• WORK ORDER:
Please output each entry in the material beneath exactly as shown.

---------- RECORDED INFORMATION

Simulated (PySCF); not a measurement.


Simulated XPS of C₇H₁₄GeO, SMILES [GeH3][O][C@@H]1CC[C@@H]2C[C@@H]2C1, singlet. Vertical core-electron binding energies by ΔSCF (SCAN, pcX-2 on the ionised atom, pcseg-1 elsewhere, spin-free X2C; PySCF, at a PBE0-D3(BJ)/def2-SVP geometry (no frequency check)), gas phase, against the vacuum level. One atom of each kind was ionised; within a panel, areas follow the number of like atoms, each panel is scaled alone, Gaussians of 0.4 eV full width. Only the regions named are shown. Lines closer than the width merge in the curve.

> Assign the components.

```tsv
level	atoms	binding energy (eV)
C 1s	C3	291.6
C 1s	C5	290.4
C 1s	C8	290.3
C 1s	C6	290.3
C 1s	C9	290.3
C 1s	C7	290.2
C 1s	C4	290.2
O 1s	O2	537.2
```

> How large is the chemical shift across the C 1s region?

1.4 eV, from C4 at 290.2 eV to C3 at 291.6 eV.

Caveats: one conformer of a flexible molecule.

--------------------

• REPLY:
Simulated (PySCF); not a measurement.


Simulated XPS of C₇H₁₄GeO, SMILES [GeH3][O][C@@H]1CC[C@@H]2C[C@@H]2C1, singlet. Vertical core-electron binding energies by ΔSCF (SCAN, pcX-2 on the ionised atom, pcseg-1 elsewhere, spin-free X2C; PySCF, at a PBE0-D3(BJ)/def2-SVP geometry (no frequency check)), gas phase, against the vacuum level. One atom of each kind was ionised; within a panel, areas follow the number of like atoms, each panel is scaled alone, Gaussians of 0.4 eV full width. Only the regions named are shown. Lines closer than the width merge in the curve.

> Assign the components.

```tsv
level	atoms	binding energy (eV)
C 1s	C3	291.6
C 1s	C5	290.4
C 1s	C8	290.3
C 1s	C6	290.3
C 1s	C9	290.3
C 1s	C7	290.2
C 1s	C4	290.2
O 1s	O2	537.2
```

> How large is the chemical shift across the C 1s region?

1.4 eV, from C4 at 290.2 eV to C3 at 291.6 eV.

Caveats: one conformer of a flexible molecule.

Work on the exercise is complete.